## DATA
##########
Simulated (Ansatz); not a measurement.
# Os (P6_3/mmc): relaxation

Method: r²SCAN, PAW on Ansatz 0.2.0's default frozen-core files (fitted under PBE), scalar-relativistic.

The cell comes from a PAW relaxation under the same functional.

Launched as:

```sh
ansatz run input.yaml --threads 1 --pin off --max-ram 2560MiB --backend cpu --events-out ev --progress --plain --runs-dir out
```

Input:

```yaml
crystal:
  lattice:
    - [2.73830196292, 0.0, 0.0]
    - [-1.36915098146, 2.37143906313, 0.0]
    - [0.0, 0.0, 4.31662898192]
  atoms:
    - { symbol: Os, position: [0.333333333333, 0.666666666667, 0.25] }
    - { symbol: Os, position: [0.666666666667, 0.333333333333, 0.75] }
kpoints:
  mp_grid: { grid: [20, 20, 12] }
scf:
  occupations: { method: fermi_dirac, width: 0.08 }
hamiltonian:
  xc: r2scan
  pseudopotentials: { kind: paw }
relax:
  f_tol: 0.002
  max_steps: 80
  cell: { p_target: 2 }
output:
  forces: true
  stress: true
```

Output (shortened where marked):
##########

## WORK ITEM
Line by line, repeat the data exactly.

## EXERCISE ANSWER
Simulated (Ansatz); not a measurement.
# Os (P6_3/mmc): relaxation

Method: r²SCAN, PAW on Ansatz 0.2.0's default frozen-core files (fitted under PBE), scalar-relativistic.

The cell comes from a PAW relaxation under the same functional.

Launched as:

```sh
ansatz run input.yaml --threads 1 --pin off --max-ram 2560MiB --backend cpu --events-out ev --progress --plain --runs-dir out
```

Input:

```yaml
crystal:
  lattice:
    - [2.73830196292, 0.0, 0.0]
    - [-1.36915098146, 2.37143906313, 0.0]
    - [0.0, 0.0, 4.31662898192]
  atoms:
    - { symbol: Os, position: [0.333333333333, 0.666666666667, 0.25] }
    - { symbol: Os, position: [0.666666666667, 0.333333333333, 0.75] }
kpoints:
  mp_grid: { grid: [20, 20, 12] }
scf:
  occupations: { method: fermi_dirac, width: 0.08 }
hamiltonian:
  xc: r2scan
  pseudopotentials: { kind: paw }
relax:
  f_tol: 0.002
  max_steps: 80
  cell: { p_target: 2 }
output:
  forces: true
  stress: true
```

Output (shortened where marked):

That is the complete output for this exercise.